> **EXTRACTED MATERIAL**:
________
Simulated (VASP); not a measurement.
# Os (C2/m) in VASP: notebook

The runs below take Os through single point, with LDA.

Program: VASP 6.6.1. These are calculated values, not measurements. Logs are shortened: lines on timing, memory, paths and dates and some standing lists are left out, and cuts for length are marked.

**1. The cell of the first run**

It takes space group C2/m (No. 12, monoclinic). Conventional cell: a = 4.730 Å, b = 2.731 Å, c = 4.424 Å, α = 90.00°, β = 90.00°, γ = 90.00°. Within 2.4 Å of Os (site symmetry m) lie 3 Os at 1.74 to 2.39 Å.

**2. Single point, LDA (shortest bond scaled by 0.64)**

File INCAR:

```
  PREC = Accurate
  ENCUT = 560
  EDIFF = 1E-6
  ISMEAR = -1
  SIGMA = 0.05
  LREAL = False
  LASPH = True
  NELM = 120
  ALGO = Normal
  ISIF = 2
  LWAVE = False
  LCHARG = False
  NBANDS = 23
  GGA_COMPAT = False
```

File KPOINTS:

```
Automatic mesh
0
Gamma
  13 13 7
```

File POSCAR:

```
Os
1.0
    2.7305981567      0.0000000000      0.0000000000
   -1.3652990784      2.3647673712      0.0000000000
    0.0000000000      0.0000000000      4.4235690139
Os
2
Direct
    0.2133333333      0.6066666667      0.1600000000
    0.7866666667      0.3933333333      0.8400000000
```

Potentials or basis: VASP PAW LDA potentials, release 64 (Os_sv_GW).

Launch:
________

> **REQUIREMENT**:
Copy the data exactly. Leave nothing out.

> **WRITTEN REPLY**:
Simulated (VASP); not a measurement.
# Os (C2/m) in VASP: notebook

The runs below take Os through single point, with LDA.

Program: VASP 6.6.1. These are calculated values, not measurements. Logs are shortened: lines on timing, memory, paths and dates and some standing lists are left out, and cuts for length are marked.

**1. The cell of the first run**

It takes space group C2/m (No. 12, monoclinic). Conventional cell: a = 4.730 Å, b = 2.731 Å, c = 4.424 Å, α = 90.00°, β = 90.00°, γ = 90.00°. Within 2.4 Å of Os (site symmetry m) lie 3 Os at 1.74 to 2.39 Å.

**2. Single point, LDA (shortest bond scaled by 0.64)**

File INCAR:

```
  PREC = Accurate
  ENCUT = 560
  EDIFF = 1E-6
  ISMEAR = -1
  SIGMA = 0.05
  LREAL = False
  LASPH = True
  NELM = 120
  ALGO = Normal
  ISIF = 2
  LWAVE = False
  LCHARG = False
  NBANDS = 23
  GGA_COMPAT = False
```

File KPOINTS:

```
Automatic mesh
0
Gamma
  13 13 7
```

File POSCAR:

```
Os
1.0
    2.7305981567      0.0000000000      0.0000000000
   -1.3652990784      2.3647673712      0.0000000000
    0.0000000000      0.0000000000      4.4235690139
Os
2
Direct
    0.2133333333      0.6066666667      0.1600000000
    0.7866666667      0.3933333333      0.8400000000
```

Potentials or basis: VASP PAW LDA potentials, release 64 (Os_sv_GW).

Launch:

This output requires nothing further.